_Work order_
An exact copy of the data below is required; return it in full.

*** Opening of Given records ***
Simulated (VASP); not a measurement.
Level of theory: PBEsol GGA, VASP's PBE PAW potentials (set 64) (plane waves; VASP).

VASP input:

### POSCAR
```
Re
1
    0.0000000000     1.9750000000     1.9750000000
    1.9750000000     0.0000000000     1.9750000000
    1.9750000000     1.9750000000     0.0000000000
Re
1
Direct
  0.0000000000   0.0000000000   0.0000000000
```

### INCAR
*** Close of Given records ***

_Answer box_
Simulated (VASP); not a measurement.
Level of theory: PBEsol GGA, VASP's PBE PAW potentials (set 64) (plane waves; VASP).

VASP input:

### POSCAR
```
Re
1
    0.0000000000     1.9750000000     1.9750000000
    1.9750000000     0.0000000000     1.9750000000
    1.9750000000     1.9750000000     0.0000000000
Re
1
Direct
  0.0000000000   0.0000000000   0.0000000000
```

### INCAR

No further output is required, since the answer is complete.